→ Assigned task: Using the material below, print the line that contains "Level: B3LYP/def2-TZVP indirect", the line that contains "One launch serves", and every line in between, exactly and nothing else.

→ Data for review:
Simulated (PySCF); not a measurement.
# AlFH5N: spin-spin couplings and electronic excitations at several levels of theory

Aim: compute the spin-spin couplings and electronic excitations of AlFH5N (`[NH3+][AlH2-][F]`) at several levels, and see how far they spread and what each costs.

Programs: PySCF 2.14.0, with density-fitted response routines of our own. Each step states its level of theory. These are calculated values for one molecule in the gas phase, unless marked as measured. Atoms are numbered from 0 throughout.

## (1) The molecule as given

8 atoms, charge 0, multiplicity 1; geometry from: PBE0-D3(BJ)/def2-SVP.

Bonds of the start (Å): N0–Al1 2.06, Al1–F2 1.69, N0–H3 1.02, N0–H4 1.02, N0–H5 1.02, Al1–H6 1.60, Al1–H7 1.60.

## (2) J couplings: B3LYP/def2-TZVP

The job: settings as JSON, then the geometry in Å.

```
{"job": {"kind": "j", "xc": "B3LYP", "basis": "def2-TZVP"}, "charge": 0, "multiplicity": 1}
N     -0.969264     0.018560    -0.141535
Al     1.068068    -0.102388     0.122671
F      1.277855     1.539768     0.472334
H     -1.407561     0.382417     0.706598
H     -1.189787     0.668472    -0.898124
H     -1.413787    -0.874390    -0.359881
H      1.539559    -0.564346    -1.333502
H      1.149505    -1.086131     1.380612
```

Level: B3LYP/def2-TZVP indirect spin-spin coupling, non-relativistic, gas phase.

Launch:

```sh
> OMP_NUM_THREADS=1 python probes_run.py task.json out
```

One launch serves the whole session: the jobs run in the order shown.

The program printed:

→ Response box:
Level: B3LYP/def2-TZVP indirect spin-spin coupling, non-relativistic, gas phase.

Launch:

```sh
> OMP_NUM_THREADS=1 python probes_run.py task.json out
```

One launch serves the whole session: the jobs run in the order shown.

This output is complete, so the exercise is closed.